— ACTION ITEM —
In the entries below, find the line with "Hardware: 1 thread" and print exactly every line from there up to and including the line with "Estimate the wall time of this run.", with no other lines.

◇ ◇ ◇ ◇ ◇

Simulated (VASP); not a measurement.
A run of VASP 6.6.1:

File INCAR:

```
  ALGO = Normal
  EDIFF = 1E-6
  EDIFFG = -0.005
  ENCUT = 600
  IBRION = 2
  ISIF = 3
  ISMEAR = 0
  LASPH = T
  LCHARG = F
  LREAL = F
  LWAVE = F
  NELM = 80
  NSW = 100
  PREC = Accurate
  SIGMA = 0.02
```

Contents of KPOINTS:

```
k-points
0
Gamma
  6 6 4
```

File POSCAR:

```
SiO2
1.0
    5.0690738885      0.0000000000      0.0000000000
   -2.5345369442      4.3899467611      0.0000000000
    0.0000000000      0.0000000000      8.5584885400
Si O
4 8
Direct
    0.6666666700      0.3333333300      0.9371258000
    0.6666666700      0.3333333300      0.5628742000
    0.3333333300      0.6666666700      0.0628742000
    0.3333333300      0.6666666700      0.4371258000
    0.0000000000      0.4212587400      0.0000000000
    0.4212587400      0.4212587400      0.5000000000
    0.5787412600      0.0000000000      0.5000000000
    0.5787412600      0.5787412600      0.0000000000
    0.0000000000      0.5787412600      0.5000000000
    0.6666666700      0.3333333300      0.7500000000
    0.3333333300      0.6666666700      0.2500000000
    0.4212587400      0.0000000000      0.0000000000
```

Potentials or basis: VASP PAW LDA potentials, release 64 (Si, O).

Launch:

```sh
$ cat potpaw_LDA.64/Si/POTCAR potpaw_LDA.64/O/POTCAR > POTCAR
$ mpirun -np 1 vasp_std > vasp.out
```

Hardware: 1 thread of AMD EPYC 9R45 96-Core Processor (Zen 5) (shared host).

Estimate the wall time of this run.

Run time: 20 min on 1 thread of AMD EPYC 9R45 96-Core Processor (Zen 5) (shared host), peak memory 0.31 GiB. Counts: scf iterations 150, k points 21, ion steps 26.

◇ ◇ ◇ ◇ ◇

— WRITTEN SOLUTION —
Hardware: 1 thread of AMD EPYC 9R45 96-Core Processor (Zen 5) (shared host).

Estimate the wall time of this run.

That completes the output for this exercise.